--- Material provided Enclosed Below ---
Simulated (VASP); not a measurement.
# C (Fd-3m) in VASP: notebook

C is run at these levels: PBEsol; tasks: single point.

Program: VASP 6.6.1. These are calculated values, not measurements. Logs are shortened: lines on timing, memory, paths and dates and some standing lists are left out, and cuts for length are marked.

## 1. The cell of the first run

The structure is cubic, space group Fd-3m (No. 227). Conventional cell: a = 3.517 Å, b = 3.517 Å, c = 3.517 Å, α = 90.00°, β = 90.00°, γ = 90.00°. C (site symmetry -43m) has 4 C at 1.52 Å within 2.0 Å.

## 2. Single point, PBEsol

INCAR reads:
--- End of Enclosed Material provided ---

## Work request
Copy the full listing exactly.

## Response area
Simulated (VASP); not a measurement.
# C (Fd-3m) in VASP: notebook

C is run at these levels: PBEsol; tasks: single point.

Program: VASP 6.6.1. These are calculated values, not measurements. Logs are shortened: lines on timing, memory, paths and dates and some standing lists are left out, and cuts for length are marked.

## 1. The cell of the first run

The structure is cubic, space group Fd-3m (No. 227). Conventional cell: a = 3.517 Å, b = 3.517 Å, c = 3.517 Å, α = 90.00°, β = 90.00°, γ = 90.00°. C (site symmetry -43m) has 4 C at 1.52 Å within 2.0 Å.

## 2. Single point, PBEsol

INCAR reads:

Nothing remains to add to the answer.